** Work order **
The output is to match the entries below character for character.

** Source information **
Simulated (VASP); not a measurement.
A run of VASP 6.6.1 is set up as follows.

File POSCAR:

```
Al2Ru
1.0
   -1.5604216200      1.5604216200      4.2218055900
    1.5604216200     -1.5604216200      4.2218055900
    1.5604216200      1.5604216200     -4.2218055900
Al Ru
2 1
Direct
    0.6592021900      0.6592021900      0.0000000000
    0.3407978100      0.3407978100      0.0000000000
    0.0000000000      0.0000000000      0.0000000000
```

** Task result **
Simulated (VASP); not a measurement.
A run of VASP 6.6.1 is set up as follows.

File POSCAR:

```
Al2Ru
1.0
   -1.5604216200      1.5604216200      4.2218055900
    1.5604216200     -1.5604216200      4.2218055900
    1.5604216200      1.5604216200     -4.2218055900
Al Ru
2 1
Direct
    0.6592021900      0.6592021900      0.0000000000
    0.3407978100      0.3407978100      0.0000000000
    0.0000000000      0.0000000000      0.0000000000
```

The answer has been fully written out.